Task item ::
Output the data below line for line, exactly, up to and including the line where "## MnPt3: energy" appears.

Top of Supplied material

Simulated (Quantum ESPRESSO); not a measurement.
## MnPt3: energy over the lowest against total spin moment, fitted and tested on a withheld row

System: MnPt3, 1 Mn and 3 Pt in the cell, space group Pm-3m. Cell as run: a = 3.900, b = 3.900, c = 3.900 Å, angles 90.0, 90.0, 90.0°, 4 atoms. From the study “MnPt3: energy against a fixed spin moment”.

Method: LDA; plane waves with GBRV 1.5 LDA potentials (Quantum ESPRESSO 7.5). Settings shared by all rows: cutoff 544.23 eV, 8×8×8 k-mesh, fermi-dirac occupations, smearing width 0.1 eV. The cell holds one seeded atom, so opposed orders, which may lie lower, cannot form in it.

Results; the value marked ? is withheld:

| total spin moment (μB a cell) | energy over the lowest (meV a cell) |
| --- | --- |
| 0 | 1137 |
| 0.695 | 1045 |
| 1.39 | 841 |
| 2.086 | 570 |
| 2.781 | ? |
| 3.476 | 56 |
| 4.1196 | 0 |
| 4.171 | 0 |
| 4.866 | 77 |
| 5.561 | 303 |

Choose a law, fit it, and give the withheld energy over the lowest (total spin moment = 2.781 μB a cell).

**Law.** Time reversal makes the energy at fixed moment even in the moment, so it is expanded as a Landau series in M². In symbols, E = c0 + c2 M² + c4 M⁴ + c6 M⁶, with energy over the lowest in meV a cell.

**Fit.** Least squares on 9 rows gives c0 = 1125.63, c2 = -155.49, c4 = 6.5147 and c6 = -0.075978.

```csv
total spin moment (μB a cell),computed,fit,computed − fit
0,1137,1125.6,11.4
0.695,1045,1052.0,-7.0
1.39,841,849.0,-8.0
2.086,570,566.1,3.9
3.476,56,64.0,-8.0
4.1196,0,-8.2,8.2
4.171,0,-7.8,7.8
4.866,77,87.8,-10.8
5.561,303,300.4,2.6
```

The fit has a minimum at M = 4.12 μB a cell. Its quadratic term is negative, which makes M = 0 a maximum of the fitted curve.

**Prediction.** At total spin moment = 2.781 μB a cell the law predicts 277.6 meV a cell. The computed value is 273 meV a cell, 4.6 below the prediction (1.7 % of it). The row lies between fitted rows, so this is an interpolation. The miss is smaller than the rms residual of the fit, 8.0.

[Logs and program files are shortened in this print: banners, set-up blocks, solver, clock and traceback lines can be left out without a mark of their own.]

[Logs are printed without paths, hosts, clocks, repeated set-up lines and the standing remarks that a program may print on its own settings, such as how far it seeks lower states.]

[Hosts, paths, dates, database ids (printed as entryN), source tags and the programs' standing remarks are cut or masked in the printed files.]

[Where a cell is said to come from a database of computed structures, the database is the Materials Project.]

Bottom of Supplied material

Exercise response ::
Simulated (Quantum ESPRESSO); not a measurement.
## MnPt3: energy over the lowest against total spin moment, fitted and tested on a withheld row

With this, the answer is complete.